WORK INSTRUCTION - Quote every line from the top of the listing down to and including the line that contains "Output of a".

DATA FOR REVIEW -
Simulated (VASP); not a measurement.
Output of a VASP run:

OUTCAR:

EXPECTED ANSWER -
Simulated (VASP); not a measurement.
Output of a VASP run:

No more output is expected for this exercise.